==== RAW DATA ====

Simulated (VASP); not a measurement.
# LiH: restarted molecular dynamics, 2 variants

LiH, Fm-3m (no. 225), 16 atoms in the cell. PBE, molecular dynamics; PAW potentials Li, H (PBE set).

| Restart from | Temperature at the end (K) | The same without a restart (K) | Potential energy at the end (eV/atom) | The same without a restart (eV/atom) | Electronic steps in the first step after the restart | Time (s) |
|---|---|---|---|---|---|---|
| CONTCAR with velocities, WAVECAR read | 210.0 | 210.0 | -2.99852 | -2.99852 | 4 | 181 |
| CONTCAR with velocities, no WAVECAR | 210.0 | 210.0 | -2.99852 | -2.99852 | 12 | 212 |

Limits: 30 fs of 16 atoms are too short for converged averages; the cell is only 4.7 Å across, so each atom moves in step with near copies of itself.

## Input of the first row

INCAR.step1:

====

→ **WORK ITEM**
A complete, exact transcription of the data above is required.

→ **TASK RESULT**
Simulated (VASP); not a measurement.
# LiH: restarted molecular dynamics, 2 variants

LiH, Fm-3m (no. 225), 16 atoms in the cell. PBE, molecular dynamics; PAW potentials Li, H (PBE set).

| Restart from | Temperature at the end (K) | The same without a restart (K) | Potential energy at the end (eV/atom) | The same without a restart (eV/atom) | Electronic steps in the first step after the restart | Time (s) |
|---|---|---|---|---|---|---|
| CONTCAR with velocities, WAVECAR read | 210.0 | 210.0 | -2.99852 | -2.99852 | 4 | 181 |
| CONTCAR with velocities, no WAVECAR | 210.0 | 210.0 | -2.99852 | -2.99852 | 12 | 212 |

Limits: 30 fs of 16 atoms are too short for converged averages; the cell is only 4.7 Å across, so each atom moves in step with near copies of itself.

## Input of the first row

INCAR.step1:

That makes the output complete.